# Entries supplied
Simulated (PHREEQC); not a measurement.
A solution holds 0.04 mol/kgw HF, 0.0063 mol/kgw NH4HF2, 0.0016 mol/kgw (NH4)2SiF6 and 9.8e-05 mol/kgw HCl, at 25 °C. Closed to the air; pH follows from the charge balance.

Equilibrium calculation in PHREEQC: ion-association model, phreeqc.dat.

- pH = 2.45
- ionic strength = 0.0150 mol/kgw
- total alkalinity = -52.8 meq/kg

# Work instruction
Write out the records once more, precisely as they stand.

# Answer area
Simulated (PHREEQC); not a measurement.
A solution holds 0.04 mol/kgw HF, 0.0063 mol/kgw NH4HF2, 0.0016 mol/kgw (NH4)2SiF6 and 9.8e-05 mol/kgw HCl, at 25 °C. Closed to the air; pH follows from the charge balance.

Equilibrium calculation in PHREEQC: ion-association model, phreeqc.dat.

- pH = 2.45
- ionic strength = 0.0150 mol/kgw
- total alkalinity = -52.8 meq/kg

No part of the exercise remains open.